Assignment =
Which lines below fall between the one containing "Carriers are added" and the one containing "Levels (all Ansatz, a"? Repeat them exactly, counting both of those lines, and add nothing else.

Data section =
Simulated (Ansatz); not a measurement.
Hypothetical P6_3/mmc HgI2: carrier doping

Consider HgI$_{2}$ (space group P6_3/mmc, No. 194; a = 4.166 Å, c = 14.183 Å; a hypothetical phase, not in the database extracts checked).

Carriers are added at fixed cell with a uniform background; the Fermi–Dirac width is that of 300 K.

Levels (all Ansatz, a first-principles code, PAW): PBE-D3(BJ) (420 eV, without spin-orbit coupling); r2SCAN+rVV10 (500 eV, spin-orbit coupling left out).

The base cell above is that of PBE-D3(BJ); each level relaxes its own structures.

Result =
Carriers are added at fixed cell with a uniform background; the Fermi–Dirac width is that of 300 K.

Levels (all Ansatz, a first-principles code, PAW): PBE-D3(BJ) (420 eV, without spin-orbit coupling); r2SCAN+rVV10 (500 eV, spin-orbit coupling left out).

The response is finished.